**Work item:**
Repeat exactly, please, the opening lines of the data below, through and including the line where "Bonds: F1–B2, B2–F3, B2–C4, C4–C5" sits.

[Given records Boundary: Start]

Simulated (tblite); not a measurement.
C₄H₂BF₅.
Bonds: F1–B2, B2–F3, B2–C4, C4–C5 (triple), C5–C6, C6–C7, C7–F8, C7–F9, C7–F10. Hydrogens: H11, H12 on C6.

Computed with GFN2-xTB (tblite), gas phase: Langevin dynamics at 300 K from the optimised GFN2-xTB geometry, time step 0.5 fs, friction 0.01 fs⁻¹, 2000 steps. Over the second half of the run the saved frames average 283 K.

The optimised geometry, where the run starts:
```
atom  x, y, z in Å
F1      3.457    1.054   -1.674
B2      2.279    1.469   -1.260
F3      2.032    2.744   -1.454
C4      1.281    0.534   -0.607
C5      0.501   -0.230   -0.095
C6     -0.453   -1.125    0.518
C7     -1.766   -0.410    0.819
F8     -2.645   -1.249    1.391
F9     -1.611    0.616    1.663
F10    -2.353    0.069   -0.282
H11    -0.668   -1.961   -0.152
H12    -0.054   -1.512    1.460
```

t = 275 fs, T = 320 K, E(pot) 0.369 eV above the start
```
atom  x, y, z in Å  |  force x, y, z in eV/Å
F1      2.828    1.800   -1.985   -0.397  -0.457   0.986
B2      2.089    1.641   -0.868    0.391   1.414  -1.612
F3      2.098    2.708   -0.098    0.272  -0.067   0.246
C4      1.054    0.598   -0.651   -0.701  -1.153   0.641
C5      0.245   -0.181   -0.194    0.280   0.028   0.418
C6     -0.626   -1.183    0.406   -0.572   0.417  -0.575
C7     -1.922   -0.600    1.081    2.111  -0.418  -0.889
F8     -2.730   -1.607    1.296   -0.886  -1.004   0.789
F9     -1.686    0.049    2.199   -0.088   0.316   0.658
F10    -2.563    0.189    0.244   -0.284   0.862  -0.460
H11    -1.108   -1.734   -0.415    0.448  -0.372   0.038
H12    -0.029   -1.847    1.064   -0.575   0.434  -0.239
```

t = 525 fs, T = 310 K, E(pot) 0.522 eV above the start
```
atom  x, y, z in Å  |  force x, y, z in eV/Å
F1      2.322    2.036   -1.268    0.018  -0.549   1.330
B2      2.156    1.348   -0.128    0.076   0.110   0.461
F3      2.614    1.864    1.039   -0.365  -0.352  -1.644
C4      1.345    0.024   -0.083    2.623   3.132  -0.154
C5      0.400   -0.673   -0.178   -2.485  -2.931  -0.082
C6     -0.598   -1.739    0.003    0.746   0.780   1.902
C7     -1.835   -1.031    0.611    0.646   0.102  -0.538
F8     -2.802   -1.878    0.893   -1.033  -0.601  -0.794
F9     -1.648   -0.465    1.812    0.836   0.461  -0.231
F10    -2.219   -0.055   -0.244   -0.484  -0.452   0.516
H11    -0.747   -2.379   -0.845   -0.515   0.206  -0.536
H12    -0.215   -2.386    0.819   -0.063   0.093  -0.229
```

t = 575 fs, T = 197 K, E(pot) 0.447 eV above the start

[Given records Boundary: End]

**Problem solution:**
Simulated (tblite); not a measurement.
C₄H₂BF₅.
Bonds: F1–B2, B2–F3, B2–C4, C4–C5 (triple), C5–C6, C6–C7, C7–F8, C7–F9, C7–F10. Hydrogens: H11, H12 on C6.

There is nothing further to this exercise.